• [Task item] Retype the listing below, keeping every line the same.

• [Data section]
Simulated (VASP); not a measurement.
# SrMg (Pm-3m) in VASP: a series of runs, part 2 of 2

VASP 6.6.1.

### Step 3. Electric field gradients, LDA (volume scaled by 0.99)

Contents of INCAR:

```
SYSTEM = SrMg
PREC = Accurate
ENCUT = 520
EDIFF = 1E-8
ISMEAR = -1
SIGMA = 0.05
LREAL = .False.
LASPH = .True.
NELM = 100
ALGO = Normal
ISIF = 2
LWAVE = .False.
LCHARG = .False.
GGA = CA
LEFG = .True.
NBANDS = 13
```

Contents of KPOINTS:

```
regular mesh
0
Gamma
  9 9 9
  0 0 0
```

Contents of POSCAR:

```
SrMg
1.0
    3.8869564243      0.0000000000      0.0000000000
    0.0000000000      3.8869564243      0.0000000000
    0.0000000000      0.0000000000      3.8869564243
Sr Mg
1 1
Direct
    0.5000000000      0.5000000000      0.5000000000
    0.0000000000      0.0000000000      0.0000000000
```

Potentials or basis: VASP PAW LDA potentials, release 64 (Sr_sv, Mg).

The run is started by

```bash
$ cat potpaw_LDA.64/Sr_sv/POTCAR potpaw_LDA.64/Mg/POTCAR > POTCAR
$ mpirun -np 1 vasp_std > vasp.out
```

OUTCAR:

• [Exercise solution]
Simulated (VASP); not a measurement.
# SrMg (Pm-3m) in VASP: a series of runs, part 2 of 2

VASP 6.6.1.

### Step 3. Electric field gradients, LDA (volume scaled by 0.99)

Contents of INCAR:

```
SYSTEM = SrMg
PREC = Accurate
ENCUT = 520
EDIFF = 1E-8
ISMEAR = -1
SIGMA = 0.05
LREAL = .False.
LASPH = .True.
NELM = 100
ALGO = Normal
ISIF = 2
LWAVE = .False.
LCHARG = .False.
GGA = CA
LEFG = .True.
NBANDS = 13
```

Contents of KPOINTS:

```
regular mesh
0
Gamma
  9 9 9
  0 0 0
```

Contents of POSCAR:

```
SrMg
1.0
    3.8869564243      0.0000000000      0.0000000000
    0.0000000000      3.8869564243      0.0000000000
    0.0000000000      0.0000000000      3.8869564243
Sr Mg
1 1
Direct
    0.5000000000      0.5000000000      0.5000000000
    0.0000000000      0.0000000000      0.0000000000
```

Potentials or basis: VASP PAW LDA potentials, release 64 (Sr_sv, Mg).

The run is started by

```bash
$ cat potpaw_LDA.64/Sr_sv/POTCAR potpaw_LDA.64/Mg/POTCAR > POTCAR
$ mpirun -np 1 vasp_std > vasp.out
```

OUTCAR:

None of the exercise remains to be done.